Information supplied:
┌────────

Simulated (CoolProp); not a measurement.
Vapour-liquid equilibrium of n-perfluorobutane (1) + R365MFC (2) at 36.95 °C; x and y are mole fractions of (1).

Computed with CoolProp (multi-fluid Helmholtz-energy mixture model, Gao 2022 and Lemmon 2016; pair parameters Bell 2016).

└────────

Work item:
Reproduce the listing in full. Change nothing.

Task response:
Simulated (CoolProp); not a measurement.
Vapour-liquid equilibrium of n-perfluorobutane (1) + R365MFC (2) at 36.95 °C; x and y are mole fractions of (1).

Computed with CoolProp (multi-fluid Helmholtz-energy mixture model, Gao 2022 and Lemmon 2016; pair parameters Bell 2016).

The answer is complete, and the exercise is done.